» **Activity**:
Repeat word for word the opening stretch of the entries, from the first line through the line containing "VASP 6.6.1 |".

» **Supplied entries**:
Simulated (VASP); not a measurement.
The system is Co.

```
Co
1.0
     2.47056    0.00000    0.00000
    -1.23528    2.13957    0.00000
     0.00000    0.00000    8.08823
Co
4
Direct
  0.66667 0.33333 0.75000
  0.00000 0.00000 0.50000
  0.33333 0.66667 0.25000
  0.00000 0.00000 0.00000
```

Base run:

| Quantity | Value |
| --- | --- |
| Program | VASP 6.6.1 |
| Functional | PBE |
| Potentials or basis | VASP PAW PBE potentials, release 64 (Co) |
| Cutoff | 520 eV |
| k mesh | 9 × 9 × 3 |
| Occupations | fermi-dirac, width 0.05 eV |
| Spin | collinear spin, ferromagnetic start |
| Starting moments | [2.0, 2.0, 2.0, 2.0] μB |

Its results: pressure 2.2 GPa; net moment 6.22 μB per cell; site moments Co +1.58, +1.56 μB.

» **Worked solution**:
Simulated (VASP); not a measurement.
The system is Co.

```
Co
1.0
     2.47056    0.00000    0.00000
    -1.23528    2.13957    0.00000
     0.00000    0.00000    8.08823
Co
4
Direct
  0.66667 0.33333 0.75000
  0.00000 0.00000 0.50000
  0.33333 0.66667 0.25000
  0.00000 0.00000 0.00000
```

Base run:

| Quantity | Value |
| --- | --- |
| Program | VASP 6.6.1 |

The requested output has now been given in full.